# [ACTION ITEM]
Each line of the data needs to be transcribed exactly.

# [DATA UNDER STUDY]
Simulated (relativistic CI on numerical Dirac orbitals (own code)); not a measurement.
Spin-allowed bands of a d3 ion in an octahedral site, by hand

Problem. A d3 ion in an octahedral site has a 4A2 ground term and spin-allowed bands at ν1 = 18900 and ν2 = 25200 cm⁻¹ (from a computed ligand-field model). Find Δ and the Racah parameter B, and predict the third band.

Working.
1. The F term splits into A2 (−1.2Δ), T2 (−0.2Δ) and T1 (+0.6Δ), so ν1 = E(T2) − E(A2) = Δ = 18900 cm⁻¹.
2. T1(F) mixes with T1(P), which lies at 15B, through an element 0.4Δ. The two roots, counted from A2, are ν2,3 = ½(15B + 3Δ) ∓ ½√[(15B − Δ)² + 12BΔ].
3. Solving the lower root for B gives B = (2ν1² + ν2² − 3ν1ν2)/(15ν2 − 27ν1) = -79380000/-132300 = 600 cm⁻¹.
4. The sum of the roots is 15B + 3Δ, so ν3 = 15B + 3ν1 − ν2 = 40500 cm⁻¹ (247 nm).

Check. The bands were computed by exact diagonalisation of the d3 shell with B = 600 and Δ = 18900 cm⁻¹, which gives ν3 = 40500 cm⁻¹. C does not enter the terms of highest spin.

# [EXERCISE RESULT]
Simulated (relativistic CI on numerical Dirac orbitals (own code)); not a measurement.
Spin-allowed bands of a d3 ion in an octahedral site, by hand

Problem. A d3 ion in an octahedral site has a 4A2 ground term and spin-allowed bands at ν1 = 18900 and ν2 = 25200 cm⁻¹ (from a computed ligand-field model). Find Δ and the Racah parameter B, and predict the third band.

Working.
1. The F term splits into A2 (−1.2Δ), T2 (−0.2Δ) and T1 (+0.6Δ), so ν1 = E(T2) − E(A2) = Δ = 18900 cm⁻¹.
2. T1(F) mixes with T1(P), which lies at 15B, through an element 0.4Δ. The two roots, counted from A2, are ν2,3 = ½(15B + 3Δ) ∓ ½√[(15B − Δ)² + 12BΔ].
3. Solving the lower root for B gives B = (2ν1² + ν2² − 3ν1ν2)/(15ν2 − 27ν1) = -79380000/-132300 = 600 cm⁻¹.
4. The sum of the roots is 15B + 3Δ, so ν3 = 15B + 3ν1 − ν2 = 40500 cm⁻¹ (247 nm).

Check. The bands were computed by exact diagonalisation of the d3 shell with B = 600 and Δ = 18900 cm⁻¹, which gives ν3 = 40500 cm⁻¹. C does not enter the terms of highest spin.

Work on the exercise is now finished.